Requirement:
Type out the entries again, keeping every word unchanged.

——————
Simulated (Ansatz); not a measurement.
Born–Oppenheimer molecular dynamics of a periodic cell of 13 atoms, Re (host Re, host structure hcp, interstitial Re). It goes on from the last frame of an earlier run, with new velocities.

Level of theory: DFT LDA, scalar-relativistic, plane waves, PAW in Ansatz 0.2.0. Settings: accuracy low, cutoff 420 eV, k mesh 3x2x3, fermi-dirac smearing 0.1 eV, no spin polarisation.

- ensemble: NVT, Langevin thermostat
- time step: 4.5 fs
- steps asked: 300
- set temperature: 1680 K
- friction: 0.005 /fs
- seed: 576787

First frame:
——————

Task solution:
Simulated (Ansatz); not a measurement.
Born–Oppenheimer molecular dynamics of a periodic cell of 13 atoms, Re (host Re, host structure hcp, interstitial Re). It goes on from the last frame of an earlier run, with new velocities.

Level of theory: DFT LDA, scalar-relativistic, plane waves, PAW in Ansatz 0.2.0. Settings: accuracy low, cutoff 420 eV, k mesh 3x2x3, fermi-dirac smearing 0.1 eV, no spin polarisation.

- ensemble: NVT, Langevin thermostat
- time step: 4.5 fs
- steps asked: 300
- set temperature: 1680 K
- friction: 0.005 /fs
- seed: 576787

First frame:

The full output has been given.